[Required action] Transcribe the data below verbatim from the line with "A Birch-Murnaghan fit" to the line with "21.46 GPa as computed.". Include both of those lines.

════════════════

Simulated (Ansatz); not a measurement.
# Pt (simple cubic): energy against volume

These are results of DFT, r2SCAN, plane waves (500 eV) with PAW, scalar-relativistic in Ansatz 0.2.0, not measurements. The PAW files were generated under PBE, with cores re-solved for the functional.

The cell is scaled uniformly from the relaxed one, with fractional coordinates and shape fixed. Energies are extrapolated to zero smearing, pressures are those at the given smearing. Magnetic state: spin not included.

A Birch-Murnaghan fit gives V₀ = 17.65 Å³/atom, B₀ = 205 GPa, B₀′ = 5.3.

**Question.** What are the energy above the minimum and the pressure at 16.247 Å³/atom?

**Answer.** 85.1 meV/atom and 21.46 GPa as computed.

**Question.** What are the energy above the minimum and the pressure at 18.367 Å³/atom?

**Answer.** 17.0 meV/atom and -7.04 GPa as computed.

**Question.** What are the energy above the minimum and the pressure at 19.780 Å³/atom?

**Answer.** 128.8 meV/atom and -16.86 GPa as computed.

════════════════

[Exercise solution]
A Birch-Murnaghan fit gives V₀ = 17.65 Å³/atom, B₀ = 205 GPa, B₀′ = 5.3.

**Question.** What are the energy above the minimum and the pressure at 16.247 Å³/atom?

**Answer.** 85.1 meV/atom and 21.46 GPa as computed.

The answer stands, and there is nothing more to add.